# RECORDS SUPPLIED
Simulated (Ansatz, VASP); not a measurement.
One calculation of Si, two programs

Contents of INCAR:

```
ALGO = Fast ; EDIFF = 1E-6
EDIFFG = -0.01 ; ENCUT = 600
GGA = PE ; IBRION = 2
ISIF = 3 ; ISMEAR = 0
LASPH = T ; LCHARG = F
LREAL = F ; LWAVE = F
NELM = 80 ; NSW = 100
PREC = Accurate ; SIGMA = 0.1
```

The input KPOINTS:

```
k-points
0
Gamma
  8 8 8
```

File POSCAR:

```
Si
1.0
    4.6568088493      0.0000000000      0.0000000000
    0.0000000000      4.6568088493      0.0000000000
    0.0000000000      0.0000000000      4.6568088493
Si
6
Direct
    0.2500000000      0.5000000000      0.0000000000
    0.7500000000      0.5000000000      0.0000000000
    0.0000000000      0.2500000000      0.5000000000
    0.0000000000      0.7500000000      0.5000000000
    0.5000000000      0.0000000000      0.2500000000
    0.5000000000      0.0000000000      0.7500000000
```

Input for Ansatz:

# WORK ITEM
Keep the wording exact. Give all of the records again.

# TASK RESULT
Simulated (Ansatz, VASP); not a measurement.
One calculation of Si, two programs

Contents of INCAR:

```
ALGO = Fast ; EDIFF = 1E-6
EDIFFG = -0.01 ; ENCUT = 600
GGA = PE ; IBRION = 2
ISIF = 3 ; ISMEAR = 0
LASPH = T ; LCHARG = F
LREAL = F ; LWAVE = F
NELM = 80 ; NSW = 100
PREC = Accurate ; SIGMA = 0.1
```

The input KPOINTS:

```
k-points
0
Gamma
  8 8 8
```

File POSCAR:

```
Si
1.0
    4.6568088493      0.0000000000      0.0000000000
    0.0000000000      4.6568088493      0.0000000000
    0.0000000000      0.0000000000      4.6568088493
Si
6
Direct
    0.2500000000      0.5000000000      0.0000000000
    0.7500000000      0.5000000000      0.0000000000
    0.0000000000      0.2500000000      0.5000000000
    0.0000000000      0.7500000000      0.5000000000
    0.5000000000      0.0000000000      0.2500000000
    0.5000000000      0.0000000000      0.7500000000
```

Input for Ansatz:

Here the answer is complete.